- _ENTRIES SUPPLIED_:
**********

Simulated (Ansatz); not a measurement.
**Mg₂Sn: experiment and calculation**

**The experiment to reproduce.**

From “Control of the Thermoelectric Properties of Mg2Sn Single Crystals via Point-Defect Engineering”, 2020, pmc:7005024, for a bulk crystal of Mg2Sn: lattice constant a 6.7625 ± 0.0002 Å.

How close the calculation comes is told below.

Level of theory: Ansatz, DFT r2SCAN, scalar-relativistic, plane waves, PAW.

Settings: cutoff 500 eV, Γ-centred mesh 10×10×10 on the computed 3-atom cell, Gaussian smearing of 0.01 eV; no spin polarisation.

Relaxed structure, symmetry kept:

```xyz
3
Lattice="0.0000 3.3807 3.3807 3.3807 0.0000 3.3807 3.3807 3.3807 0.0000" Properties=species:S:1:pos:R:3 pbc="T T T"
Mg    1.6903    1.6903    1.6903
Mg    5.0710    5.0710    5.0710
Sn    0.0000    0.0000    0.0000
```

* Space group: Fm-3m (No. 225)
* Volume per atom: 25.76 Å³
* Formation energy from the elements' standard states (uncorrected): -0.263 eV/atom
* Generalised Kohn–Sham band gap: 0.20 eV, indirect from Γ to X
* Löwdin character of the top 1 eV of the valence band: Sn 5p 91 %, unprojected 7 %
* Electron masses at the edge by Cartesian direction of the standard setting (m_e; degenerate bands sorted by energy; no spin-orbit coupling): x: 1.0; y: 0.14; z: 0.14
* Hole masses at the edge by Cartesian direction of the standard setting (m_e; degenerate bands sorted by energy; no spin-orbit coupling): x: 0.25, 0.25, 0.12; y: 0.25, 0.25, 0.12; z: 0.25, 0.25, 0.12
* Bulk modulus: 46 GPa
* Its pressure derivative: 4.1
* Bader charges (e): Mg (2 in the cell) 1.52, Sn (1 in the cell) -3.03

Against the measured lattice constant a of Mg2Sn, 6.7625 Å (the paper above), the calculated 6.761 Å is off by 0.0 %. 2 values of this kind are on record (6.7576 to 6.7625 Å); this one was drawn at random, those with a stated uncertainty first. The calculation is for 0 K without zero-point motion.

**********

- _ASSIGNMENT_: Taking the entries above, print exactly the lines starting at the line with "How close the" and ending at the line with "Settings: cutoff 500", both included.

- _TASK ANSWER_:
How close the calculation comes is told below.

Level of theory: Ansatz, DFT r2SCAN, scalar-relativistic, plane waves, PAW.

Settings: cutoff 500 eV, Γ-centred mesh 10×10×10 on the computed 3-atom cell, Gaussian smearing of 0.01 eV; no spin polarisation.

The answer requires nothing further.